[Material shown]

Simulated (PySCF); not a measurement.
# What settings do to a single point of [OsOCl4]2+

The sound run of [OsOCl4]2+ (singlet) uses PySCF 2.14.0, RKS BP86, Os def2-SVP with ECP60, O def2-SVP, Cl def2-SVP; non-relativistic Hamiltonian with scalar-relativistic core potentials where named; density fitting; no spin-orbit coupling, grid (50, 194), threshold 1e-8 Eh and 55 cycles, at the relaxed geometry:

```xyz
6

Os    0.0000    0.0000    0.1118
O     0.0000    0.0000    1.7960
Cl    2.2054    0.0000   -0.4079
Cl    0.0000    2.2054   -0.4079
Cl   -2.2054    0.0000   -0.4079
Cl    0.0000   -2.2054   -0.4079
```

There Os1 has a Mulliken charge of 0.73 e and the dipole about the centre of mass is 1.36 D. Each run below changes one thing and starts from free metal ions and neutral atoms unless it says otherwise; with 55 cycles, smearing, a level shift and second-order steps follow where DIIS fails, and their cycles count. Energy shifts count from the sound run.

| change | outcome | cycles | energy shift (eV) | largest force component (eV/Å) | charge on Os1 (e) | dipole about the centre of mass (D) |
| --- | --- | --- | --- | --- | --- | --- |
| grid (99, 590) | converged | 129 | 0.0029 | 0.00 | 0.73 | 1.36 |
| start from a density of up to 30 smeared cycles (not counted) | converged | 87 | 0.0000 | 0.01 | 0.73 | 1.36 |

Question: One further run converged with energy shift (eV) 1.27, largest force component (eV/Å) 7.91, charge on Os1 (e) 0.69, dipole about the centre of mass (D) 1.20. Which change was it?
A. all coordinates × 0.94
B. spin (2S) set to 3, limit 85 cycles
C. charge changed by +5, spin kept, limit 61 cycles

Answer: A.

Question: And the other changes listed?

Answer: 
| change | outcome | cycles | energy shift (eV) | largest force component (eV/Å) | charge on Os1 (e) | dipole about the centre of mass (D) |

[/Material shown]

Assigned task
What you output must be the lines from the opening of the material above up to and including the line with "# What settings", reproduced exactly.

Reply
Simulated (PySCF); not a measurement.
# What settings do to a single point of [OsOCl4]2+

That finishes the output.